- **Brief**: What you give must be exactly the lines of the material from the first through the line that contains "Mixture: 4.79 %", inclusive, and no others.

- **Extracted material**:
* * * * * * * * *
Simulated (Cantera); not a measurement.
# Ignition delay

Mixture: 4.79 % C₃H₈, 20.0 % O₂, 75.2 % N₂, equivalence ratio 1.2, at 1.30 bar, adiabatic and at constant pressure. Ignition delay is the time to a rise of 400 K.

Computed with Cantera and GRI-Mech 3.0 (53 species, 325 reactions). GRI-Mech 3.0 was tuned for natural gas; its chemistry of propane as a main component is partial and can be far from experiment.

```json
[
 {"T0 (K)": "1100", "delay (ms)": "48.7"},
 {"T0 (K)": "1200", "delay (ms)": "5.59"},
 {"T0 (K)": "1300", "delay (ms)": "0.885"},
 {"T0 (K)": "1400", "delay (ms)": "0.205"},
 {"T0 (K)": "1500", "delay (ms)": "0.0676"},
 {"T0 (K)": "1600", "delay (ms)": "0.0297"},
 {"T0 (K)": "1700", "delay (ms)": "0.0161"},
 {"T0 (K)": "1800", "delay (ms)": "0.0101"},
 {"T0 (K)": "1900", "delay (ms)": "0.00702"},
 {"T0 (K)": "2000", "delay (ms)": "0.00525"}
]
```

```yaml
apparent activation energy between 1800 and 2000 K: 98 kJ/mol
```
* * * * * * * * *

- **Task output**:
Simulated (Cantera); not a measurement.
# Ignition delay

Mixture: 4.79 % C₃H₈, 20.0 % O₂, 75.2 % N₂, equivalence ratio 1.2, at 1.30 bar, adiabatic and at constant pressure. Ignition delay is the time to a rise of 400 K.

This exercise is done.